Beginning with the first line of the material, set down each line exactly as written, up to and including the line with "- van der Waals: mean".

┌──

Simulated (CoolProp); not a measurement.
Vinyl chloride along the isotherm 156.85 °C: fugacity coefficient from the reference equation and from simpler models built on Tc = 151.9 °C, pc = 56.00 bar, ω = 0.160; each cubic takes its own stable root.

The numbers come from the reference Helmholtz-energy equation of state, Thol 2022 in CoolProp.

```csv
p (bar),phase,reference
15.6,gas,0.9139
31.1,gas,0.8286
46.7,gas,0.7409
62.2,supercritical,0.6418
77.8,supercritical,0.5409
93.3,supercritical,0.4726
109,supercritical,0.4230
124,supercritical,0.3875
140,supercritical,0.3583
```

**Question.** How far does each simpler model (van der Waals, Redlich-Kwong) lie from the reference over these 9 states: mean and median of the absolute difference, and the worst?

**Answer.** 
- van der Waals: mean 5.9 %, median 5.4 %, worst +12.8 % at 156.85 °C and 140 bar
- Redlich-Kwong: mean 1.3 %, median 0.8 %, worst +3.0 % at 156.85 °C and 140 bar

└──

Your response
Simulated (CoolProp); not a measurement.
Vinyl chloride along the isotherm 156.85 °C: fugacity coefficient from the reference equation and from simpler models built on Tc = 151.9 °C, pc = 56.00 bar, ω = 0.160; each cubic takes its own stable root.

The numbers come from the reference Helmholtz-energy equation of state, Thol 2022 in CoolProp.

```csv
p (bar),phase,reference
15.6,gas,0.9139
31.1,gas,0.8286
46.7,gas,0.7409
62.2,supercritical,0.6418
77.8,supercritical,0.5409
93.3,supercritical,0.4726
109,supercritical,0.4230
124,supercritical,0.3875
140,supercritical,0.3583
```

**Question.** How far does each simpler model (van der Waals, Redlich-Kwong) lie from the reference over these 9 states: mean and median of the absolute difference, and the worst?

**Answer.** 
- van der Waals: mean 5.9 %, median 5.4 %, worst +12.8 % at 156.85 °C and 140 bar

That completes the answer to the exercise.